ACTIVITY: Transcribe, verbatim, every line from the start of the entries through the line that contains "Energies are smeared"; include both boundary lines and omit all others.

- - - -
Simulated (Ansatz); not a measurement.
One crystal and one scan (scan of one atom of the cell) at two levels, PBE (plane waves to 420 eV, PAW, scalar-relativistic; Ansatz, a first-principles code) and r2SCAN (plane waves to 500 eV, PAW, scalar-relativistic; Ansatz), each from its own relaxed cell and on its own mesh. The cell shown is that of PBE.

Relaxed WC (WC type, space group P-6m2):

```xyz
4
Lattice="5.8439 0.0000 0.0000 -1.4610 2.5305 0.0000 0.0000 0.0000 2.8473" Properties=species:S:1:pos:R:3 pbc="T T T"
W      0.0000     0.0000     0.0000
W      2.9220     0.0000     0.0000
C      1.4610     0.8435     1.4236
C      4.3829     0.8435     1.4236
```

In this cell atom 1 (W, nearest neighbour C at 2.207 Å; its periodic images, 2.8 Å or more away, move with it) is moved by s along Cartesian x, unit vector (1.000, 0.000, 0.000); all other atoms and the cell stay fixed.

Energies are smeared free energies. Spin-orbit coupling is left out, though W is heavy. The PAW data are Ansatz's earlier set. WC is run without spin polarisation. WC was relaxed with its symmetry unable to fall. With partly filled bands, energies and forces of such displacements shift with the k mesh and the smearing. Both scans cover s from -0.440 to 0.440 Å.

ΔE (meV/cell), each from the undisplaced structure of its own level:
- - - -

RESULT:
Simulated (Ansatz); not a measurement.
One crystal and one scan (scan of one atom of the cell) at two levels, PBE (plane waves to 420 eV, PAW, scalar-relativistic; Ansatz, a first-principles code) and r2SCAN (plane waves to 500 eV, PAW, scalar-relativistic; Ansatz), each from its own relaxed cell and on its own mesh. The cell shown is that of PBE.

Relaxed WC (WC type, space group P-6m2):

```xyz
4
Lattice="5.8439 0.0000 0.0000 -1.4610 2.5305 0.0000 0.0000 0.0000 2.8473" Properties=species:S:1:pos:R:3 pbc="T T T"
W      0.0000     0.0000     0.0000
W      2.9220     0.0000     0.0000
C      1.4610     0.8435     1.4236
C      4.3829     0.8435     1.4236
```

In this cell atom 1 (W, nearest neighbour C at 2.207 Å; its periodic images, 2.8 Å or more away, move with it) is moved by s along Cartesian x, unit vector (1.000, 0.000, 0.000); all other atoms and the cell stay fixed.

Energies are smeared free energies. Spin-orbit coupling is left out, though W is heavy. The PAW data are Ansatz's earlier set. WC is run without spin polarisation. WC was relaxed with its symmetry unable to fall. With partly filled bands, energies and forces of such displacements shift with the k mesh and the smearing. Both scans cover s from -0.440 to 0.440 Å.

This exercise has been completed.